Work request.
Start at the first line of the material below and retype each line through the one containing "Atoms: Re1, O2. Bonds: Re1-O2.", exactly.

Extracted material.
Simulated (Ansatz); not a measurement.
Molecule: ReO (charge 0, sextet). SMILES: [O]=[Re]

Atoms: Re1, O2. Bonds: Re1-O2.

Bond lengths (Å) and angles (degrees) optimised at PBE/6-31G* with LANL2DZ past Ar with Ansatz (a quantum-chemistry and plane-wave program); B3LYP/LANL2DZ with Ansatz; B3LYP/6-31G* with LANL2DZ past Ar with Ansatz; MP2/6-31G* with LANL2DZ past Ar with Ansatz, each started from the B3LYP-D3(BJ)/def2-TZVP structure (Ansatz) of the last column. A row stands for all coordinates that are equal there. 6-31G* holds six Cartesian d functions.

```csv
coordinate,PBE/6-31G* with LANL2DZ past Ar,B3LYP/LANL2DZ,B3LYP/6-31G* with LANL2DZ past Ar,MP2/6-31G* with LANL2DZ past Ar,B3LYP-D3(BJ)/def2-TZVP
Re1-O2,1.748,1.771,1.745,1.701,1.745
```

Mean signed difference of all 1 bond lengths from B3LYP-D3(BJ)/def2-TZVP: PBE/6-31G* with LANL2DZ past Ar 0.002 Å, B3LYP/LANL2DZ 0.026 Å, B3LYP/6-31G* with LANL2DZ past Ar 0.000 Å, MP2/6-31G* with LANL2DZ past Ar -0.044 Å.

Exercise answer.
Simulated (Ansatz); not a measurement.
Molecule: ReO (charge 0, sextet). SMILES: [O]=[Re]

Atoms: Re1, O2. Bonds: Re1-O2.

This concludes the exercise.